--- START ---

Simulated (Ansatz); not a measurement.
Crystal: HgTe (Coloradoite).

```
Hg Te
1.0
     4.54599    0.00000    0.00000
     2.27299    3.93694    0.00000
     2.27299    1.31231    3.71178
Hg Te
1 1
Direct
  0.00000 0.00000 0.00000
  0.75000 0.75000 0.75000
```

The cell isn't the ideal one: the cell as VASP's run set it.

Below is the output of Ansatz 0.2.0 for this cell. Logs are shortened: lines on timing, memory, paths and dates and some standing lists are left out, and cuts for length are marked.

--- END ---

Work item = Copy out each record from above, exactly.

Task output =
Simulated (Ansatz); not a measurement.
Crystal: HgTe (Coloradoite).

```
Hg Te
1.0
     4.54599    0.00000    0.00000
     2.27299    3.93694    0.00000
     2.27299    1.31231    3.71178
Hg Te
1 1
Direct
  0.00000 0.00000 0.00000
  0.75000 0.75000 0.75000
```

The cell isn't the ideal one: the cell as VASP's run set it.

Below is the output of Ansatz 0.2.0 for this cell. Logs are shortened: lines on timing, memory, paths and dates and some standing lists are left out, and cuts for length are marked.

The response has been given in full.